:: Information ::
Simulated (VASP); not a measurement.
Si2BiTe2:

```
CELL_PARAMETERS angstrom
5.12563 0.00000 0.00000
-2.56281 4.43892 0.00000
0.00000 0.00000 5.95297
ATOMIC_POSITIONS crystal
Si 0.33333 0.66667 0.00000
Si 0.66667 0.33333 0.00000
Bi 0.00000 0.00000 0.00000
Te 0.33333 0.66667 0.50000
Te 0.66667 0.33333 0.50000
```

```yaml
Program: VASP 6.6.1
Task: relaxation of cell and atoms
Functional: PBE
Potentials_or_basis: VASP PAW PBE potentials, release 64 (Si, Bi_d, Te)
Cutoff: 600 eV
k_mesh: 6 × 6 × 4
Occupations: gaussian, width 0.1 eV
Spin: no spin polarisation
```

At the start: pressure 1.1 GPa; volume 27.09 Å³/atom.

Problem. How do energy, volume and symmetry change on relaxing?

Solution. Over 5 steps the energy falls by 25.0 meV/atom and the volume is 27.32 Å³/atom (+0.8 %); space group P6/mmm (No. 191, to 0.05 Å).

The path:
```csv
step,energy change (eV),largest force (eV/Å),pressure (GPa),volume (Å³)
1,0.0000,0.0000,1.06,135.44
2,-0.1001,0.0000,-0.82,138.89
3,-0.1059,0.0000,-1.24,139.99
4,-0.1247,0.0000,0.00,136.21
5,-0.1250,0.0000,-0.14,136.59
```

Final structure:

:: Requirement ::
Restate the entries above. Match them exactly.

:: Reply ::
Simulated (VASP); not a measurement.
Si2BiTe2:

```
CELL_PARAMETERS angstrom
5.12563 0.00000 0.00000
-2.56281 4.43892 0.00000
0.00000 0.00000 5.95297
ATOMIC_POSITIONS crystal
Si 0.33333 0.66667 0.00000
Si 0.66667 0.33333 0.00000
Bi 0.00000 0.00000 0.00000
Te 0.33333 0.66667 0.50000
Te 0.66667 0.33333 0.50000
```

```yaml
Program: VASP 6.6.1
Task: relaxation of cell and atoms
Functional: PBE
Potentials_or_basis: VASP PAW PBE potentials, release 64 (Si, Bi_d, Te)
Cutoff: 600 eV
k_mesh: 6 × 6 × 4
Occupations: gaussian, width 0.1 eV
Spin: no spin polarisation
```

At the start: pressure 1.1 GPa; volume 27.09 Å³/atom.

Problem. How do energy, volume and symmetry change on relaxing?

Solution. Over 5 steps the energy falls by 25.0 meV/atom and the volume is 27.32 Å³/atom (+0.8 %); space group P6/mmm (No. 191, to 0.05 Å).

The path:
```csv
step,energy change (eV),largest force (eV/Å),pressure (GPa),volume (Å³)
1,0.0000,0.0000,1.06,135.44
2,-0.1001,0.0000,-0.82,138.89
3,-0.1059,0.0000,-1.24,139.99
4,-0.1247,0.0000,0.00,136.21
5,-0.1250,0.0000,-0.14,136.59
```

Final structure:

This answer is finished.